_DATA EXCERPTS_.
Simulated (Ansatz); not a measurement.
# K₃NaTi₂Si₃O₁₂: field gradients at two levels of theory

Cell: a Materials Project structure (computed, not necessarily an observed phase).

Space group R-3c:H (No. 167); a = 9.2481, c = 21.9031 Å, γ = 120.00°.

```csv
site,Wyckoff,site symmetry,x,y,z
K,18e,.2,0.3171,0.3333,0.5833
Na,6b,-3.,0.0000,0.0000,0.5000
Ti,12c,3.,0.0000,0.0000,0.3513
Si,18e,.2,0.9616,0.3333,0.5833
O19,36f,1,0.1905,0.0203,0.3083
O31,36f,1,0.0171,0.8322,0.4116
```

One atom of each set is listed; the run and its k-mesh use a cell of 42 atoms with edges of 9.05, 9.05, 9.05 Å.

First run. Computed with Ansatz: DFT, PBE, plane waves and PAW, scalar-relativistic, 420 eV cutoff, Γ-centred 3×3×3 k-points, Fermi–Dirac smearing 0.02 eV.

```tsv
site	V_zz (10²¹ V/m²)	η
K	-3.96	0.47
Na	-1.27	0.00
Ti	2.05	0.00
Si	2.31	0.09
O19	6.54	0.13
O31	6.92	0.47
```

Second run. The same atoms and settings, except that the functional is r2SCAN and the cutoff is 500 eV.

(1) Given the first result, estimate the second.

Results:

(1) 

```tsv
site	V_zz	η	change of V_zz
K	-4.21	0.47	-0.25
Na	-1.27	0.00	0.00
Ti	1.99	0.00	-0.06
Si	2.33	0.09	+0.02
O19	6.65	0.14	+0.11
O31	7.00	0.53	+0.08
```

_WORK ORDER_.
Beginning at the first line above, repeat exactly until the line containing "Space group R-3c:H", which is included.

_TASK RESULT_.
Simulated (Ansatz); not a measurement.
# K₃NaTi₂Si₃O₁₂: field gradients at two levels of theory

Cell: a Materials Project structure (computed, not necessarily an observed phase).

Space group R-3c:H (No. 167); a = 9.2481, c = 21.9031 Å, γ = 120.00°.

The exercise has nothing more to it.